Only an exact copy of the entries will serve as the answer.

** Opening Excerpted data block **

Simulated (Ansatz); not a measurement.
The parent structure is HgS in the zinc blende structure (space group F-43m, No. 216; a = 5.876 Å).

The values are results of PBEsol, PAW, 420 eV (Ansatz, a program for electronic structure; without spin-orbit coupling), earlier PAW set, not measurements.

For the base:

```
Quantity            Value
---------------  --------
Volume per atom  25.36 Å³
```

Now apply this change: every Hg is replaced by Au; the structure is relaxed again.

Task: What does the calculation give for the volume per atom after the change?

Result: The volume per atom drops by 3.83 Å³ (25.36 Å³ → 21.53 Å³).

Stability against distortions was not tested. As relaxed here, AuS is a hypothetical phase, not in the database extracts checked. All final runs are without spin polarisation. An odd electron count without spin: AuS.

** Closing Excerpted data block **

§ Worked solution
Simulated (Ansatz); not a measurement.
The parent structure is HgS in the zinc blende structure (space group F-43m, No. 216; a = 5.876 Å).

The values are results of PBEsol, PAW, 420 eV (Ansatz, a program for electronic structure; without spin-orbit coupling), earlier PAW set, not measurements.

For the base:

```
Quantity            Value
---------------  --------
Volume per atom  25.36 Å³
```

Now apply this change: every Hg is replaced by Au; the structure is relaxed again.

Task: What does the calculation give for the volume per atom after the change?

Result: The volume per atom drops by 3.83 Å³ (25.36 Å³ → 21.53 Å³).

Stability against distortions was not tested. As relaxed here, AuS is a hypothetical phase, not in the database extracts checked. All final runs are without spin polarisation. An odd electron count without spin: AuS.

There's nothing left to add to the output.